→ **Exercise**
Extract, unchanged, every line from the top of the material below through the line with "λ = 1239.84/8.81 = 141 nm; ν = 71057 cm⁻¹.", and no more.

→ **Exercise data**
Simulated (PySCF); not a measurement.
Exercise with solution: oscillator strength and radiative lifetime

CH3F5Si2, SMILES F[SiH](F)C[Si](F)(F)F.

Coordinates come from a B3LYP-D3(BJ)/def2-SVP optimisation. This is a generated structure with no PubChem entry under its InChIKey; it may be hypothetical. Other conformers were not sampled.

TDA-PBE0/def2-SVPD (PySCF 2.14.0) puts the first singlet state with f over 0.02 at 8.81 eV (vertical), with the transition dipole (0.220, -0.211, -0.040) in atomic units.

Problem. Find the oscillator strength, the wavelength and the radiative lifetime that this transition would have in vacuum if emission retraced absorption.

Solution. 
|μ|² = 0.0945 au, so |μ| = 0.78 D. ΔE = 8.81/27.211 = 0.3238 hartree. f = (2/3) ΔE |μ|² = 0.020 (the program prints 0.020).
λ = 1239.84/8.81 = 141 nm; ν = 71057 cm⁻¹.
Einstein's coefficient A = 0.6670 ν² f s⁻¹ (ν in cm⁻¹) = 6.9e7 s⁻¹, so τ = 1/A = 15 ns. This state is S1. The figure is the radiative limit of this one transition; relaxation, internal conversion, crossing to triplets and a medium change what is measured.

→ **Written response**
Simulated (PySCF); not a measurement.
Exercise with solution: oscillator strength and radiative lifetime

CH3F5Si2, SMILES F[SiH](F)C[Si](F)(F)F.

Coordinates come from a B3LYP-D3(BJ)/def2-SVP optimisation. This is a generated structure with no PubChem entry under its InChIKey; it may be hypothetical. Other conformers were not sampled.

TDA-PBE0/def2-SVPD (PySCF 2.14.0) puts the first singlet state with f over 0.02 at 8.81 eV (vertical), with the transition dipole (0.220, -0.211, -0.040) in atomic units.

Problem. Find the oscillator strength, the wavelength and the radiative lifetime that this transition would have in vacuum if emission retraced absorption.

Solution. 
|μ|² = 0.0945 au, so |μ| = 0.78 D. ΔE = 8.81/27.211 = 0.3238 hartree. f = (2/3) ΔE |μ|² = 0.020 (the program prints 0.020).
λ = 1239.84/8.81 = 141 nm; ν = 71057 cm⁻¹.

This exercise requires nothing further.